### Task item
From the first line of the data through the line containing "Path: rotation about", return each line exactly.

### Excerpted data
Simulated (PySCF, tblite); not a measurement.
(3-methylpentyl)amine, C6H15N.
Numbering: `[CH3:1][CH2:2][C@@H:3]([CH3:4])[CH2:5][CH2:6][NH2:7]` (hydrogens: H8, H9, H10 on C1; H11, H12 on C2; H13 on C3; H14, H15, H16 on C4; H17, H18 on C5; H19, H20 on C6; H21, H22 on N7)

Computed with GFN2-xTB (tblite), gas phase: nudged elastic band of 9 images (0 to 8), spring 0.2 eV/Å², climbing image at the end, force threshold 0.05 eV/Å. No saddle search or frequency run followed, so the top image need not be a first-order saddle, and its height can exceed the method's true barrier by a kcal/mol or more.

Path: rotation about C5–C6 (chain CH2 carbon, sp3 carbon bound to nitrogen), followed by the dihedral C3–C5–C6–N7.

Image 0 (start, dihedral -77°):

### Answer box
Simulated (PySCF, tblite); not a measurement.
(3-methylpentyl)amine, C6H15N.
Numbering: `[CH3:1][CH2:2][C@@H:3]([CH3:4])[CH2:5][CH2:6][NH2:7]` (hydrogens: H8, H9, H10 on C1; H11, H12 on C2; H13 on C3; H14, H15, H16 on C4; H17, H18 on C5; H19, H20 on C6; H21, H22 on N7)

Computed with GFN2-xTB (tblite), gas phase: nudged elastic band of 9 images (0 to 8), spring 0.2 eV/Å², climbing image at the end, force threshold 0.05 eV/Å. No saddle search or frequency run followed, so the top image need not be a first-order saddle, and its height can exceed the method's true barrier by a kcal/mol or more.

Path: rotation about C5–C6 (chain CH2 carbon, sp3 carbon bound to nitrogen), followed by the dihedral C3–C5–C6–N7.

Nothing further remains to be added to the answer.